- Data excerpts -
⟨

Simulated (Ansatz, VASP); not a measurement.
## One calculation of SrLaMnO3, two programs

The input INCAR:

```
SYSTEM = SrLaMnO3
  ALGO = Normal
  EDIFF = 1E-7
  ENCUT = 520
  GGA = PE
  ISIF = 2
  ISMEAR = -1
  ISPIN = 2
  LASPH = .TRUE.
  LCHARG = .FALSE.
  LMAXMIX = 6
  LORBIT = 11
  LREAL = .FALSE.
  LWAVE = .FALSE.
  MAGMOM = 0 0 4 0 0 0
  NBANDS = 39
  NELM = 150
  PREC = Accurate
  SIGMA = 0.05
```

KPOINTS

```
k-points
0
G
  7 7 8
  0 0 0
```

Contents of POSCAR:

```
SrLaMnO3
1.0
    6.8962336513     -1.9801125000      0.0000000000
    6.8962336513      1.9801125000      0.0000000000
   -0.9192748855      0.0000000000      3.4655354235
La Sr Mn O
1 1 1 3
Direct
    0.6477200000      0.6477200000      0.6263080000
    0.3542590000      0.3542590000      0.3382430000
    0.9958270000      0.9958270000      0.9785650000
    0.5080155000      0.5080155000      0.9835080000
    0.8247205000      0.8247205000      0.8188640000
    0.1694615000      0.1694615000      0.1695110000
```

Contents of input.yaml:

⟩

- Task item -
Output all of the entries without altering a single word.

- Written solution -
Simulated (Ansatz, VASP); not a measurement.
## One calculation of SrLaMnO3, two programs

The input INCAR:

```
SYSTEM = SrLaMnO3
  ALGO = Normal
  EDIFF = 1E-7
  ENCUT = 520
  GGA = PE
  ISIF = 2
  ISMEAR = -1
  ISPIN = 2
  LASPH = .TRUE.
  LCHARG = .FALSE.
  LMAXMIX = 6
  LORBIT = 11
  LREAL = .FALSE.
  LWAVE = .FALSE.
  MAGMOM = 0 0 4 0 0 0
  NBANDS = 39
  NELM = 150
  PREC = Accurate
  SIGMA = 0.05
```

KPOINTS

```
k-points
0
G
  7 7 8
  0 0 0
```

Contents of POSCAR:

```
SrLaMnO3
1.0
    6.8962336513     -1.9801125000      0.0000000000
    6.8962336513      1.9801125000      0.0000000000
   -0.9192748855      0.0000000000      3.4655354235
La Sr Mn O
1 1 1 3
Direct
    0.6477200000      0.6477200000      0.6263080000
    0.3542590000      0.3542590000      0.3382430000
    0.9958270000      0.9958270000      0.9785650000
    0.5080155000      0.5080155000      0.9835080000
    0.8247205000      0.8247205000      0.8188640000
    0.1694615000      0.1694615000      0.1695110000
```

Contents of input.yaml:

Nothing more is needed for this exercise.